* **Recorded information**:
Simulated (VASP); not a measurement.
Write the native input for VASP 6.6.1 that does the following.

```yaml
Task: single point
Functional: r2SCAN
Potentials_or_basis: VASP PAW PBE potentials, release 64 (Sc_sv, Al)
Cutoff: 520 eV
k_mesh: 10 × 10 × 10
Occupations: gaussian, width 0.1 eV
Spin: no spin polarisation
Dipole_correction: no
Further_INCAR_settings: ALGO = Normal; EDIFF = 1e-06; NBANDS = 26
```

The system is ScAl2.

* **Work order**: When you copy the data, keep every line word for word.

* **Written reply**:
Simulated (VASP); not a measurement.
Write the native input for VASP 6.6.1 that does the following.

```yaml
Task: single point
Functional: r2SCAN
Potentials_or_basis: VASP PAW PBE potentials, release 64 (Sc_sv, Al)
Cutoff: 520 eV
k_mesh: 10 × 10 × 10
Occupations: gaussian, width 0.1 eV
Spin: no spin polarisation
Dipole_correction: no
Further_INCAR_settings: ALGO = Normal; EDIFF = 1e-06; NBANDS = 26
```

The system is ScAl2.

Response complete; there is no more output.